**Work request:** Starting at the top of the entries, restate word for word each line up to and including the one with "Computed with DFT".

**Data for analysis:**
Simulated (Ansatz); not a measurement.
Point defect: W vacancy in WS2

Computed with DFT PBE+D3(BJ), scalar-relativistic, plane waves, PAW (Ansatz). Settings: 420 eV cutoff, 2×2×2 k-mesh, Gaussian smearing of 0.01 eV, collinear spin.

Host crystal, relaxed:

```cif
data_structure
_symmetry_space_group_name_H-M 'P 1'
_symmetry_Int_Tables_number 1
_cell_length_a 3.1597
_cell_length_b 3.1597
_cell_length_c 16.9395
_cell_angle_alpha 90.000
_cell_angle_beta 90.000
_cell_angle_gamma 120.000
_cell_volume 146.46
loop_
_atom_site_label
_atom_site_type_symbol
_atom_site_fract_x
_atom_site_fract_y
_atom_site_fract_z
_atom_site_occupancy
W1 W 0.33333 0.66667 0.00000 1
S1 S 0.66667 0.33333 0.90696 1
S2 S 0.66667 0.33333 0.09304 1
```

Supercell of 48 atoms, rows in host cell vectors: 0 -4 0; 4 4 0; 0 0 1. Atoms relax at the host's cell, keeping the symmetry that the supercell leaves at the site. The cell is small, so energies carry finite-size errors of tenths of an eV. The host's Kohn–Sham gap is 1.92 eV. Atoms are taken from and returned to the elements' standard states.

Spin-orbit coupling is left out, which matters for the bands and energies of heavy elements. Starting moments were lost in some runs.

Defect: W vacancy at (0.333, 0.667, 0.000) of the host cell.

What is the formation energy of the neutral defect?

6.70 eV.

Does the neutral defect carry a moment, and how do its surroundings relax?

**Written answer:**
Simulated (Ansatz); not a measurement.
Point defect: W vacancy in WS2

Computed with DFT PBE+D3(BJ), scalar-relativistic, plane waves, PAW (Ansatz). Settings: 420 eV cutoff, 2×2×2 k-mesh, Gaussian smearing of 0.01 eV, collinear spin.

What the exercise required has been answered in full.